Data records
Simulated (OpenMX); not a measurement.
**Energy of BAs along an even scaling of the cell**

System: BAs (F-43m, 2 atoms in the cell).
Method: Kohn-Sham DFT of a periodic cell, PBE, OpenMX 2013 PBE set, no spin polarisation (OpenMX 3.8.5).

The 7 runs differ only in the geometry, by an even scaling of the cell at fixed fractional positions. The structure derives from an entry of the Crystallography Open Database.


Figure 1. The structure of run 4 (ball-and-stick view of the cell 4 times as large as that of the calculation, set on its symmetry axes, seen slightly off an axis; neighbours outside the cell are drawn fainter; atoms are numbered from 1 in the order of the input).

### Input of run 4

Brief
Starting at the line that has "of the cell**" in the records above, restate word for word every line until the one that has "Figure 1. The", and include that one as well.

Task answer
**Energy of BAs along an even scaling of the cell**

System: BAs (F-43m, 2 atoms in the cell).
Method: Kohn-Sham DFT of a periodic cell, PBE, OpenMX 2013 PBE set, no spin polarisation (OpenMX 3.8.5).

The 7 runs differ only in the geometry, by an even scaling of the cell at fixed fractional positions. The structure derives from an entry of the Crystallography Open Database.


Figure 1. The structure of run 4 (ball-and-stick view of the cell 4 times as large as that of the calculation, set on its symmetry axes, seen slightly off an axis; neighbours outside the cell are drawn fainter; atoms are numbered from 1 in the order of the input).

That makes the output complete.